> _Requirement_:
Your output should be the lines of the entries below, exactly, from the first one through the line that holds "Problem. How do".

> _Entries provided_:
====

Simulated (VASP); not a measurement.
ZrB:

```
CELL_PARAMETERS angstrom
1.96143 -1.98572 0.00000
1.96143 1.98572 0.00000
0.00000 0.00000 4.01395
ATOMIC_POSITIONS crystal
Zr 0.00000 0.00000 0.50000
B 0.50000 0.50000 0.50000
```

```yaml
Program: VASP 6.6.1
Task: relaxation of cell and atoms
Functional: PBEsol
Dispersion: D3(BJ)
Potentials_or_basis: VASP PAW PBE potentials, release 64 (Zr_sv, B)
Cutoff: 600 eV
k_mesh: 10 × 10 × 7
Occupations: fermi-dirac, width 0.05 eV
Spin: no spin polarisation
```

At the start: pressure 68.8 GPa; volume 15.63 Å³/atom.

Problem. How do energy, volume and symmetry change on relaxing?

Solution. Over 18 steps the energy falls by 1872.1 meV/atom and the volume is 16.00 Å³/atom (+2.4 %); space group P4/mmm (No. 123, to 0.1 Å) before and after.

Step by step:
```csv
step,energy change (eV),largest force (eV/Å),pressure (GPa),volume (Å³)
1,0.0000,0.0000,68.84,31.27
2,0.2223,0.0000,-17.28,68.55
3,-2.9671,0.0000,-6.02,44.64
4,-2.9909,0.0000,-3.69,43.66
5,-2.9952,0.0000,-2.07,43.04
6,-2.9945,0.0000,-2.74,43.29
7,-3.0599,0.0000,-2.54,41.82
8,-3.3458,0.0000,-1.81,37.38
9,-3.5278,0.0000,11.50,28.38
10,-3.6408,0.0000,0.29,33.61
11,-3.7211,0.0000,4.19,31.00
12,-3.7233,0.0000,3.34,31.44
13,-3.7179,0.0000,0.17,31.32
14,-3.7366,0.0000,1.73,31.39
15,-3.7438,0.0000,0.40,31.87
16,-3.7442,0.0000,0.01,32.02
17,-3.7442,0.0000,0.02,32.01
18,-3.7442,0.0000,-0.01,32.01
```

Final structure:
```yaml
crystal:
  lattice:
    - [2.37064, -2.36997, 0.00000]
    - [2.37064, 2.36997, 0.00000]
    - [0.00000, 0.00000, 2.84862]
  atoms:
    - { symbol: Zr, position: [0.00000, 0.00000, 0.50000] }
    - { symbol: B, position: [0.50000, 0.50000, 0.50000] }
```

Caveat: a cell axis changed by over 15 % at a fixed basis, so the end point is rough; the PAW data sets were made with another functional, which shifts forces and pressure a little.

====

> _Problem solution_:
Simulated (VASP); not a measurement.
ZrB:

```
CELL_PARAMETERS angstrom
1.96143 -1.98572 0.00000
1.96143 1.98572 0.00000
0.00000 0.00000 4.01395
ATOMIC_POSITIONS crystal
Zr 0.00000 0.00000 0.50000
B 0.50000 0.50000 0.50000
```

```yaml
Program: VASP 6.6.1
Task: relaxation of cell and atoms
Functional: PBEsol
Dispersion: D3(BJ)
Potentials_or_basis: VASP PAW PBE potentials, release 64 (Zr_sv, B)
Cutoff: 600 eV
k_mesh: 10 × 10 × 7
Occupations: fermi-dirac, width 0.05 eV
Spin: no spin polarisation
```

At the start: pressure 68.8 GPa; volume 15.63 Å³/atom.

Problem. How do energy, volume and symmetry change on relaxing?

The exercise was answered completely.